:: Activity ::
Beneath this sentence is a set of records; write each of them out exactly.

:: Available data ::

------------------------------------------------------------

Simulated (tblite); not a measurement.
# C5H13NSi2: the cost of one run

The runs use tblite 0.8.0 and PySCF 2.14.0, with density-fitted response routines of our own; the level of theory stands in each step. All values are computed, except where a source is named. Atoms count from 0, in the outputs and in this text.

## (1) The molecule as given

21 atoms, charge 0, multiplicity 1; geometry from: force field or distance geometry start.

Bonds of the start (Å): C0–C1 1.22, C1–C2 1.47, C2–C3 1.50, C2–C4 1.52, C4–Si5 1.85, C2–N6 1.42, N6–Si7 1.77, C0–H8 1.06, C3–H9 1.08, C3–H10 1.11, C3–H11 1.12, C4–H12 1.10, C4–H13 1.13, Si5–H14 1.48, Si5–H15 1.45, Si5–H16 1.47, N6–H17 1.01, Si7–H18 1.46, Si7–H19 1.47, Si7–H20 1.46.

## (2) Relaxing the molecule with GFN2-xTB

------------------------------------------------------------

:: Problem solution ::
Simulated (tblite); not a measurement.
# C5H13NSi2: the cost of one run

The runs use tblite 0.8.0 and PySCF 2.14.0, with density-fitted response routines of our own; the level of theory stands in each step. All values are computed, except where a source is named. Atoms count from 0, in the outputs and in this text.

## (1) The molecule as given

21 atoms, charge 0, multiplicity 1; geometry from: force field or distance geometry start.

Bonds of the start (Å): C0–C1 1.22, C1–C2 1.47, C2–C3 1.50, C2–C4 1.52, C4–Si5 1.85, C2–N6 1.42, N6–Si7 1.77, C0–H8 1.06, C3–H9 1.08, C3–H10 1.11, C3–H11 1.12, C4–H12 1.10, C4–H13 1.13, Si5–H14 1.48, Si5–H15 1.45, Si5–H16 1.47, N6–H17 1.01, Si7–H18 1.46, Si7–H19 1.47, Si7–H20 1.46.

## (2) Relaxing the molecule with GFN2-xTB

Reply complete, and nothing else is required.